→ Work order
Take the records below and print them verbatim up to and including the line that carries "Q: Take V0 = 20.854".

→ Dataset entries
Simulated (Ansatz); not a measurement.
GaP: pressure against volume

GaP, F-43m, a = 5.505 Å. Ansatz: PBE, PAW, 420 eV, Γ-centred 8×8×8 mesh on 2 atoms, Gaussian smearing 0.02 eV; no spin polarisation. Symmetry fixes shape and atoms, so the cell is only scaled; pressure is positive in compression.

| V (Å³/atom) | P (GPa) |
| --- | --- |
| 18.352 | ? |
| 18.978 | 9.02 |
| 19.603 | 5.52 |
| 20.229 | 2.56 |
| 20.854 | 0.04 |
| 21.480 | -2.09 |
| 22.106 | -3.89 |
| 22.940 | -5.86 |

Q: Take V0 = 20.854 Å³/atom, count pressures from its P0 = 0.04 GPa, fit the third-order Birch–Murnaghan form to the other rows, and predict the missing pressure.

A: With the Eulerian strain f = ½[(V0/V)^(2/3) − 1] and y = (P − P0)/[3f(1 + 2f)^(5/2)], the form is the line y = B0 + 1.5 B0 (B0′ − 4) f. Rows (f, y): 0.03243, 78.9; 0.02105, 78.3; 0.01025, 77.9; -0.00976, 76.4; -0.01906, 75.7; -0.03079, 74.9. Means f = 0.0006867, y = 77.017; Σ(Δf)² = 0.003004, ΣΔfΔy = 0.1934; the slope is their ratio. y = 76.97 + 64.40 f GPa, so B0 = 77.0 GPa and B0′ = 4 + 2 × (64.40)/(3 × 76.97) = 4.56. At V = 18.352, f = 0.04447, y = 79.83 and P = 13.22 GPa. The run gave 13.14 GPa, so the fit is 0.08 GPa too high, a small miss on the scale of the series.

→ Answer box
Simulated (Ansatz); not a measurement.
GaP: pressure against volume

GaP, F-43m, a = 5.505 Å. Ansatz: PBE, PAW, 420 eV, Γ-centred 8×8×8 mesh on 2 atoms, Gaussian smearing 0.02 eV; no spin polarisation. Symmetry fixes shape and atoms, so the cell is only scaled; pressure is positive in compression.

| V (Å³/atom) | P (GPa) |
| --- | --- |
| 18.352 | ? |
| 18.978 | 9.02 |
| 19.603 | 5.52 |
| 20.229 | 2.56 |
| 20.854 | 0.04 |
| 21.480 | -2.09 |
| 22.106 | -3.89 |
| 22.940 | -5.86 |

Q: Take V0 = 20.854 Å³/atom, count pressures from its P0 = 0.04 GPa, fit the third-order Birch–Murnaghan form to the other rows, and predict the missing pressure.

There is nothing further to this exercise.